▶ **DATASET CONTENT**:
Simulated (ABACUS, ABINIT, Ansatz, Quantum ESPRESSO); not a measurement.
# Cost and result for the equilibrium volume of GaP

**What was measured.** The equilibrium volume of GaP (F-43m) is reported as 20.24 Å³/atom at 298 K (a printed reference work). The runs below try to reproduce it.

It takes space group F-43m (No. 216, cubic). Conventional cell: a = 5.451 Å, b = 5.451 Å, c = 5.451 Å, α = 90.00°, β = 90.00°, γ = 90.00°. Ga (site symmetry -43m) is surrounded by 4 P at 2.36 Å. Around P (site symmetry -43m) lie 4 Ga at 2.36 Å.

▶ **ASSIGNED TASK**: The answer should contain every line of the data, unchanged.

▶ **TASK RESULT**:
Simulated (ABACUS, ABINIT, Ansatz, Quantum ESPRESSO); not a measurement.
# Cost and result for the equilibrium volume of GaP

**What was measured.** The equilibrium volume of GaP (F-43m) is reported as 20.24 Å³/atom at 298 K (a printed reference work). The runs below try to reproduce it.

It takes space group F-43m (No. 216, cubic). Conventional cell: a = 5.451 Å, b = 5.451 Å, c = 5.451 Å, α = 90.00°, β = 90.00°, γ = 90.00°. Ga (site symmetry -43m) is surrounded by 4 P at 2.36 Å. Around P (site symmetry -43m) lie 4 Ga at 2.36 Å.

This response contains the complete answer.